> EXTRACTED ENTRIES:
▬▬▬
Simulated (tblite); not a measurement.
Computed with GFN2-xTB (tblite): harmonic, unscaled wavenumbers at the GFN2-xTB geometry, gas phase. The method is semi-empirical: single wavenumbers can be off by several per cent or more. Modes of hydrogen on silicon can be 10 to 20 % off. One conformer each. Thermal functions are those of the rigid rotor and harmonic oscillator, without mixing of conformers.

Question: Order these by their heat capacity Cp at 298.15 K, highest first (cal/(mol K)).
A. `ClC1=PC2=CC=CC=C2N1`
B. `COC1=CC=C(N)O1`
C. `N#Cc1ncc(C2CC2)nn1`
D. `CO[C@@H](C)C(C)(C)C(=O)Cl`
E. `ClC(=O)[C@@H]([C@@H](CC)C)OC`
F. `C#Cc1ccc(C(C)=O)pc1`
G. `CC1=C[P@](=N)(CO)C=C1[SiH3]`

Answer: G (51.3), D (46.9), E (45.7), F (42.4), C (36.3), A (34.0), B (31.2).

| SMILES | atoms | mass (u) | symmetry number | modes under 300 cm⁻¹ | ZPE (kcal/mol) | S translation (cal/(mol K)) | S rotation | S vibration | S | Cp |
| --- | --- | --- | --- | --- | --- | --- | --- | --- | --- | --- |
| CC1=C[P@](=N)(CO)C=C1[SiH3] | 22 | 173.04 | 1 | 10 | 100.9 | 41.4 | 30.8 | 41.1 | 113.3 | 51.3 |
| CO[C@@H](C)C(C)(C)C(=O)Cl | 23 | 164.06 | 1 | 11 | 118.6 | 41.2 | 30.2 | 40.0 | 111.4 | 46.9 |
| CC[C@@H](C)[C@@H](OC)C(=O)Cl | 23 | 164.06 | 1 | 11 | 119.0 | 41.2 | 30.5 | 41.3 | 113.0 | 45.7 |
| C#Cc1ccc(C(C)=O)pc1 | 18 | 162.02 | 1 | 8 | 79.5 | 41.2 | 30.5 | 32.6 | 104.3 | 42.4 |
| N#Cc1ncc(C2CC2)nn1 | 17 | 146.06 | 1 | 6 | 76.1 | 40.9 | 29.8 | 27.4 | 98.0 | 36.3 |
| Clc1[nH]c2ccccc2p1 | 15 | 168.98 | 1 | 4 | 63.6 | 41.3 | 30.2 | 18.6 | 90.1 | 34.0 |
▬▬▬

> WORK ITEM: From the entries above, write out only the lines starting at the line that holds "104.3 | 42.4 |" and ending at the line that holds "98.0 | 36.3 |", keeping both and matching them exactly.

> WRITTEN ANSWER:
| C#Cc1ccc(C(C)=O)pc1 | 18 | 162.02 | 1 | 8 | 79.5 | 41.2 | 30.5 | 32.6 | 104.3 | 42.4 |
| N#Cc1ncc(C2CC2)nn1 | 17 | 146.06 | 1 | 6 | 76.1 | 40.9 | 29.8 | 27.4 | 98.0 | 36.3 |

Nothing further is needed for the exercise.